/---
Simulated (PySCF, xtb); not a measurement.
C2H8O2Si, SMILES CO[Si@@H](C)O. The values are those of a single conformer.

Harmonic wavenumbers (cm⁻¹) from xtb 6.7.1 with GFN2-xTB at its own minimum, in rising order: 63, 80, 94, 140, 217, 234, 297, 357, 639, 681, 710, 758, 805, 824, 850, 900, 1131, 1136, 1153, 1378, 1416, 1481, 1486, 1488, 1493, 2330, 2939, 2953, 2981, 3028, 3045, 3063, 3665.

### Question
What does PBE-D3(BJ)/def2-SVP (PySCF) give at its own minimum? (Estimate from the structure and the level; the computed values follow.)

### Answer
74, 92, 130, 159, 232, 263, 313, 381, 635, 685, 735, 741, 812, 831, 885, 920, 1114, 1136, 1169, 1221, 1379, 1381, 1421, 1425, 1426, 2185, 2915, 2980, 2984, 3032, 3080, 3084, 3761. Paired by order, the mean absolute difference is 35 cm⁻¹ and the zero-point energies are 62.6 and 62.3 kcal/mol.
\---

» Activity
Transcribe, please, every line from the first line of the listing above through the line with "### Question". Keep both ends and nothing else.

» Worked solution
Simulated (PySCF, xtb); not a measurement.
C2H8O2Si, SMILES CO[Si@@H](C)O. The values are those of a single conformer.

Harmonic wavenumbers (cm⁻¹) from xtb 6.7.1 with GFN2-xTB at its own minimum, in rising order: 63, 80, 94, 140, 217, 234, 297, 357, 639, 681, 710, 758, 805, 824, 850, 900, 1131, 1136, 1153, 1378, 1416, 1481, 1486, 1488, 1493, 2330, 2939, 2953, 2981, 3028, 3045, 3063, 3665.

### Question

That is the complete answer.